- _Work request_
A word-for-word repeat of all the data is the goal.

(Beginning of Data to examine)

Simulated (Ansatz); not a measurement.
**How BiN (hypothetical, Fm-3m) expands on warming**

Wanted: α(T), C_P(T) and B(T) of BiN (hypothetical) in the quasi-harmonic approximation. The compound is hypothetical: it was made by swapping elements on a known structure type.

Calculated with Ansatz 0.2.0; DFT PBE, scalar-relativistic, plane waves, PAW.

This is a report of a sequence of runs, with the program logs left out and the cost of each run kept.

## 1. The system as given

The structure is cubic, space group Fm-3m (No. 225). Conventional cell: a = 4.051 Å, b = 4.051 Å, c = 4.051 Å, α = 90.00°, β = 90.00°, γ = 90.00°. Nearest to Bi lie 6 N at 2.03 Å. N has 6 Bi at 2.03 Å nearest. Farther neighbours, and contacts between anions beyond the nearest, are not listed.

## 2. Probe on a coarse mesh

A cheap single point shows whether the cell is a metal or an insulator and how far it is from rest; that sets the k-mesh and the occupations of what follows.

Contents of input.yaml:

(End of Data to examine)

- _Written solution_
Simulated (Ansatz); not a measurement.
**How BiN (hypothetical, Fm-3m) expands on warming**

Wanted: α(T), C_P(T) and B(T) of BiN (hypothetical) in the quasi-harmonic approximation. The compound is hypothetical: it was made by swapping elements on a known structure type.

Calculated with Ansatz 0.2.0; DFT PBE, scalar-relativistic, plane waves, PAW.

This is a report of a sequence of runs, with the program logs left out and the cost of each run kept.

## 1. The system as given

The structure is cubic, space group Fm-3m (No. 225). Conventional cell: a = 4.051 Å, b = 4.051 Å, c = 4.051 Å, α = 90.00°, β = 90.00°, γ = 90.00°. Nearest to Bi lie 6 N at 2.03 Å. N has 6 Bi at 2.03 Å nearest. Farther neighbours, and contacts between anions beyond the nearest, are not listed.

## 2. Probe on a coarse mesh

A cheap single point shows whether the cell is a metal or an insulator and how far it is from rest; that sets the k-mesh and the occupations of what follows.

Contents of input.yaml:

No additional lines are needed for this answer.